DATA EXTRACT:
= = = = = = =

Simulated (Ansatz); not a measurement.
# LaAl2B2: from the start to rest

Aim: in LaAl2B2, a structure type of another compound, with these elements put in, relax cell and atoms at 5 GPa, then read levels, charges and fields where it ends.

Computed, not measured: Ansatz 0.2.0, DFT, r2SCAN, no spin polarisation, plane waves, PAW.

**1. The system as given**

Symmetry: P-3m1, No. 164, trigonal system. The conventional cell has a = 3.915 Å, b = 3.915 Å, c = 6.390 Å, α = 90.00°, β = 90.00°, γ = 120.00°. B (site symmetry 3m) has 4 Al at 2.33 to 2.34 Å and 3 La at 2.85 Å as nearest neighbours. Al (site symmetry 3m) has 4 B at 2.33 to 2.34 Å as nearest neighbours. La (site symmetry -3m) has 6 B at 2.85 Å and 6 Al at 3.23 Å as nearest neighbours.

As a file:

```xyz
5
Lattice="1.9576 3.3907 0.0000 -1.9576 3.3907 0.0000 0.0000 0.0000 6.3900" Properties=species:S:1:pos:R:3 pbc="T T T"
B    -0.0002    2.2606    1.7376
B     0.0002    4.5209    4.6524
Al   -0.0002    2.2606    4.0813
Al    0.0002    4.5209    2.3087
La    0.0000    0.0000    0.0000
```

= = = = = = =

REQUIREMENT:
Without omission, return all of the records exactly as given.

WORKED SOLUTION:
Simulated (Ansatz); not a measurement.
# LaAl2B2: from the start to rest

Aim: in LaAl2B2, a structure type of another compound, with these elements put in, relax cell and atoms at 5 GPa, then read levels, charges and fields where it ends.

Computed, not measured: Ansatz 0.2.0, DFT, r2SCAN, no spin polarisation, plane waves, PAW.

**1. The system as given**

Symmetry: P-3m1, No. 164, trigonal system. The conventional cell has a = 3.915 Å, b = 3.915 Å, c = 6.390 Å, α = 90.00°, β = 90.00°, γ = 120.00°. B (site symmetry 3m) has 4 Al at 2.33 to 2.34 Å and 3 La at 2.85 Å as nearest neighbours. Al (site symmetry 3m) has 4 B at 2.33 to 2.34 Å as nearest neighbours. La (site symmetry -3m) has 6 B at 2.85 Å and 6 Al at 3.23 Å as nearest neighbours.

As a file:

```xyz
5
Lattice="1.9576 3.3907 0.0000 -1.9576 3.3907 0.0000 0.0000 0.0000 6.3900" Properties=species:S:1:pos:R:3 pbc="T T T"
B    -0.0002    2.2606    1.7376
B     0.0002    4.5209    4.6524
Al   -0.0002    2.2606    4.0813
Al    0.0002    4.5209    2.3087
La    0.0000    0.0000    0.0000
```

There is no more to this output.